ACTION ITEM: Using the entries that follow, write out the line containing "Job settings and", the line containing "With the program's", and every line between them, exactly and nothing else.

Start of Block
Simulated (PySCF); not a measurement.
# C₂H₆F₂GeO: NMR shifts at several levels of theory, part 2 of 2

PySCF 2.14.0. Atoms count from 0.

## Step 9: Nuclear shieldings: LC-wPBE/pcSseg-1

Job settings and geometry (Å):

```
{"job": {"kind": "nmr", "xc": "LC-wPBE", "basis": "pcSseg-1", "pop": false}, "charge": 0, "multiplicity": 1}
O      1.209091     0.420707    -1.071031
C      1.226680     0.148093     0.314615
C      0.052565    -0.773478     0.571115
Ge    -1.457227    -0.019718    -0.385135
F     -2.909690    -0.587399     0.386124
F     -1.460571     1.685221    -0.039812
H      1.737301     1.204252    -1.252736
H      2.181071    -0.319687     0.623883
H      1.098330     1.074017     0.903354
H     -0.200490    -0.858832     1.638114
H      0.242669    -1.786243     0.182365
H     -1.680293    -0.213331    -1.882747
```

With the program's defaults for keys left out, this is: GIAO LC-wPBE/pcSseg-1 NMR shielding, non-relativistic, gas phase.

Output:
End of Block

EXERCISE RESULT:
Job settings and geometry (Å):

```
{"job": {"kind": "nmr", "xc": "LC-wPBE", "basis": "pcSseg-1", "pop": false}, "charge": 0, "multiplicity": 1}
O      1.209091     0.420707    -1.071031
C      1.226680     0.148093     0.314615
C      0.052565    -0.773478     0.571115
Ge    -1.457227    -0.019718    -0.385135
F     -2.909690    -0.587399     0.386124
F     -1.460571     1.685221    -0.039812
H      1.737301     1.204252    -1.252736
H      2.181071    -0.319687     0.623883
H      1.098330     1.074017     0.903354
H     -0.200490    -0.858832     1.638114
H      0.242669    -1.786243     0.182365
H     -1.680293    -0.213331    -1.882747
```

With the program's defaults for keys left out, this is: GIAO LC-wPBE/pcSseg-1 NMR shielding, non-relativistic, gas phase.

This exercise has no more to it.